■ Extracted information:
- Opening Delimiter -

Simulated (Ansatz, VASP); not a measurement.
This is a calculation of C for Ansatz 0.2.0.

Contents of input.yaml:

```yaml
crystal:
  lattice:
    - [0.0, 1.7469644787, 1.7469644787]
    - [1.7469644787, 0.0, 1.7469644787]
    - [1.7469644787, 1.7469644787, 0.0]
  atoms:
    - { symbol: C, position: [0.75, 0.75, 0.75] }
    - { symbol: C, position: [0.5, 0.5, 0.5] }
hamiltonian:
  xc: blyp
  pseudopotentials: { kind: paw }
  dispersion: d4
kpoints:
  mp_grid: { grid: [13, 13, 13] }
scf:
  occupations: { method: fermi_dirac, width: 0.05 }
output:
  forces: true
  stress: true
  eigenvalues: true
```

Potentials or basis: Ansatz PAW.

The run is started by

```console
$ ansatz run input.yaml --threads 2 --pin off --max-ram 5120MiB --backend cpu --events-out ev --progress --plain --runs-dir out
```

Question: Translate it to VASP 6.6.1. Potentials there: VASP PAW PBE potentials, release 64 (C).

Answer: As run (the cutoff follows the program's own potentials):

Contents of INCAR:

- Closing Delimiter -

■ Assignment: The listing is to be retyped in full, exactly as shown.

■ Solution:
Simulated (Ansatz, VASP); not a measurement.
This is a calculation of C for Ansatz 0.2.0.

Contents of input.yaml:

```yaml
crystal:
  lattice:
    - [0.0, 1.7469644787, 1.7469644787]
    - [1.7469644787, 0.0, 1.7469644787]
    - [1.7469644787, 1.7469644787, 0.0]
  atoms:
    - { symbol: C, position: [0.75, 0.75, 0.75] }
    - { symbol: C, position: [0.5, 0.5, 0.5] }
hamiltonian:
  xc: blyp
  pseudopotentials: { kind: paw }
  dispersion: d4
kpoints:
  mp_grid: { grid: [13, 13, 13] }
scf:
  occupations: { method: fermi_dirac, width: 0.05 }
output:
  forces: true
  stress: true
  eigenvalues: true
```

Potentials or basis: Ansatz PAW.

The run is started by

```console
$ ansatz run input.yaml --threads 2 --pin off --max-ram 5120MiB --backend cpu --events-out ev --progress --plain --runs-dir out
```

Question: Translate it to VASP 6.6.1. Potentials there: VASP PAW PBE potentials, release 64 (C).

Answer: As run (the cutoff follows the program's own potentials):

Contents of INCAR:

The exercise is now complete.